TASK ITEM> Each line from the opening of the listing below through the line that contains "mesh | 8 × 8 × 8 |" is to be output exactly as written.

[[ RECORDED INFORMATION, beginning ]]
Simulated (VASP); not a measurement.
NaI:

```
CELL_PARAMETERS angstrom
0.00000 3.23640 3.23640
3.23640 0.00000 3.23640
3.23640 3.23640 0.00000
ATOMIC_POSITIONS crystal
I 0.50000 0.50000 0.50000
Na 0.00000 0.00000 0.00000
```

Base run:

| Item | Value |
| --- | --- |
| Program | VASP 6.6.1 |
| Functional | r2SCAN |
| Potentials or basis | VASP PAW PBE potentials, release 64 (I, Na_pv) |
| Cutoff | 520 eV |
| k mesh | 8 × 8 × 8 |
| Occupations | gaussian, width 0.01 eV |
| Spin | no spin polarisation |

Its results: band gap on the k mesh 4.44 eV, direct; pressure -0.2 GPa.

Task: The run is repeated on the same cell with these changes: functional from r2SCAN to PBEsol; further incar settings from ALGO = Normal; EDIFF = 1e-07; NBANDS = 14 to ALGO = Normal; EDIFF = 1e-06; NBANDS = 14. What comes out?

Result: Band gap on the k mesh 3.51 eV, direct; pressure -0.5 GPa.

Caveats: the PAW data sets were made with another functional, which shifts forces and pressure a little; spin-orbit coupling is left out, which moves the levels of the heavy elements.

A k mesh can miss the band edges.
[[ RECORDED INFORMATION, end ]]

ANSWER SPACE>
Simulated (VASP); not a measurement.
NaI:

```
CELL_PARAMETERS angstrom
0.00000 3.23640 3.23640
3.23640 0.00000 3.23640
3.23640 3.23640 0.00000
ATOMIC_POSITIONS crystal
I 0.50000 0.50000 0.50000
Na 0.00000 0.00000 0.00000
```

Base run:

| Item | Value |
| --- | --- |
| Program | VASP 6.6.1 |
| Functional | r2SCAN |
| Potentials or basis | VASP PAW PBE potentials, release 64 (I, Na_pv) |
| Cutoff | 520 eV |
| k mesh | 8 × 8 × 8 |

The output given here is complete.